□ □ □ □ □

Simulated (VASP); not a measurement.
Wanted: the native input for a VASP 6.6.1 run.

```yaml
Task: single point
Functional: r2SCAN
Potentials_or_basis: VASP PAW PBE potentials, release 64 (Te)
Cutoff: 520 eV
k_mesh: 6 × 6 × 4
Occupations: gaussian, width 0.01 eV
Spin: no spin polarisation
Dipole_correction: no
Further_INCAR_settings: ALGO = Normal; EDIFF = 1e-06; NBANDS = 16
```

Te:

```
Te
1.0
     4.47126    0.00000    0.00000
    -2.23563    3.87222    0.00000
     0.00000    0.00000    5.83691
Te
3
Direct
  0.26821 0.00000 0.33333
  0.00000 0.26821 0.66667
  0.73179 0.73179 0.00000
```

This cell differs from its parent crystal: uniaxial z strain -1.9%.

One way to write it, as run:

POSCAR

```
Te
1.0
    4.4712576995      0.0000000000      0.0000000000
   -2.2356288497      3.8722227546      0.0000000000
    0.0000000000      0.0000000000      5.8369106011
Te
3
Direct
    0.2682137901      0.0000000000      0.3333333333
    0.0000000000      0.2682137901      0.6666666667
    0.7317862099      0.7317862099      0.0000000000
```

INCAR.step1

□ □ □ □ □

## ACTION ITEM:
I'd like the records returned exactly as they were written, please.

## TASK ANSWER:
Simulated (VASP); not a measurement.
Wanted: the native input for a VASP 6.6.1 run.

```yaml
Task: single point
Functional: r2SCAN
Potentials_or_basis: VASP PAW PBE potentials, release 64 (Te)
Cutoff: 520 eV
k_mesh: 6 × 6 × 4
Occupations: gaussian, width 0.01 eV
Spin: no spin polarisation
Dipole_correction: no
Further_INCAR_settings: ALGO = Normal; EDIFF = 1e-06; NBANDS = 16
```

Te:

```
Te
1.0
     4.47126    0.00000    0.00000
    -2.23563    3.87222    0.00000
     0.00000    0.00000    5.83691
Te
3
Direct
  0.26821 0.00000 0.33333
  0.00000 0.26821 0.66667
  0.73179 0.73179 0.00000
```

This cell differs from its parent crystal: uniaxial z strain -1.9%.

One way to write it, as run:

POSCAR

```
Te
1.0
    4.4712576995      0.0000000000      0.0000000000
   -2.2356288497      3.8722227546      0.0000000000
    0.0000000000      0.0000000000      5.8369106011
Te
3
Direct
    0.2682137901      0.0000000000      0.3333333333
    0.0000000000      0.2682137901      0.6666666667
    0.7317862099      0.7317862099      0.0000000000
```

INCAR.step1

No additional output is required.